## Action item
For the listing below, return the line containing "Crystal: HfSc.", the line containing "Dispersion | D3(BJ) |", and all lines in between, exactly as written and nothing else.

** Opening Listed records block **
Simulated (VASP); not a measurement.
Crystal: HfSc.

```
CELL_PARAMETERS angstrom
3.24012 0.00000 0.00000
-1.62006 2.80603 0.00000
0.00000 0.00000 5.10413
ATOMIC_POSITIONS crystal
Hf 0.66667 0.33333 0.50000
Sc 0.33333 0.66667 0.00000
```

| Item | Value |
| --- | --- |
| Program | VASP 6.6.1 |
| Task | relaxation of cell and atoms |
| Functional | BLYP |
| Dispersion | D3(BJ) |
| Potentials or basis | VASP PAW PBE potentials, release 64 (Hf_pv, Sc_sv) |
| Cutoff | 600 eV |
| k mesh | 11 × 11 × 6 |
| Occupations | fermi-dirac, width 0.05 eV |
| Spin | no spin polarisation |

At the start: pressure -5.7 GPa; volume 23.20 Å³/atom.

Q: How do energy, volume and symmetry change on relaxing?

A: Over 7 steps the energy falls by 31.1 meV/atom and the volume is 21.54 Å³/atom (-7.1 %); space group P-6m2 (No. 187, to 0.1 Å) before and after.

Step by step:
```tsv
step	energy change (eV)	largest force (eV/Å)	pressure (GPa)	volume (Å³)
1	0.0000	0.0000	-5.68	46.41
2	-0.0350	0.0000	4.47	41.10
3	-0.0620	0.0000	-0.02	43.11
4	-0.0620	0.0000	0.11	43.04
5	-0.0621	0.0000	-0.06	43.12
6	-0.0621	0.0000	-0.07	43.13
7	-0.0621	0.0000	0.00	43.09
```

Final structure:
** Closing Listed records block **

## Reply
Crystal: HfSc.

```
CELL_PARAMETERS angstrom
3.24012 0.00000 0.00000
-1.62006 2.80603 0.00000
0.00000 0.00000 5.10413
ATOMIC_POSITIONS crystal
Hf 0.66667 0.33333 0.50000
Sc 0.33333 0.66667 0.00000
```

| Item | Value |
| --- | --- |
| Program | VASP 6.6.1 |
| Task | relaxation of cell and atoms |
| Functional | BLYP |
| Dispersion | D3(BJ) |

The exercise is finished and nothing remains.